MATERIAL PROVIDED:
▬▬▬▬▬▬▬▬▬▬

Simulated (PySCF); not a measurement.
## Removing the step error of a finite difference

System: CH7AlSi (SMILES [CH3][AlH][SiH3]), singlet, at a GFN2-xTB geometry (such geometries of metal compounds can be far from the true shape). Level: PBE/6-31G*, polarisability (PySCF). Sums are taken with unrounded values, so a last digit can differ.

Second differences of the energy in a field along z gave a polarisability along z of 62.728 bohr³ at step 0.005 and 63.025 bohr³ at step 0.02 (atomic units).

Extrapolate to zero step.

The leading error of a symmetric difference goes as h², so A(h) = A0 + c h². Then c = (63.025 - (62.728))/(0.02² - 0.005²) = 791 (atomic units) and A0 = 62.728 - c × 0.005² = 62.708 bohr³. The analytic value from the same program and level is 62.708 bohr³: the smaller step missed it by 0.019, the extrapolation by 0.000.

▬▬▬▬▬▬▬▬▬▬

WORK ITEM:
Write out, from the lines above, only those from the line with "## Removing the" to the line with "Extrapolate to zero step.", exactly as given, including the first and the last.

RESPONSE:
## Removing the step error of a finite difference

System: CH7AlSi (SMILES [CH3][AlH][SiH3]), singlet, at a GFN2-xTB geometry (such geometries of metal compounds can be far from the true shape). Level: PBE/6-31G*, polarisability (PySCF). Sums are taken with unrounded values, so a last digit can differ.

Second differences of the energy in a field along z gave a polarisability along z of 62.728 bohr³ at step 0.005 and 63.025 bohr³ at step 0.02 (atomic units).

Extrapolate to zero step.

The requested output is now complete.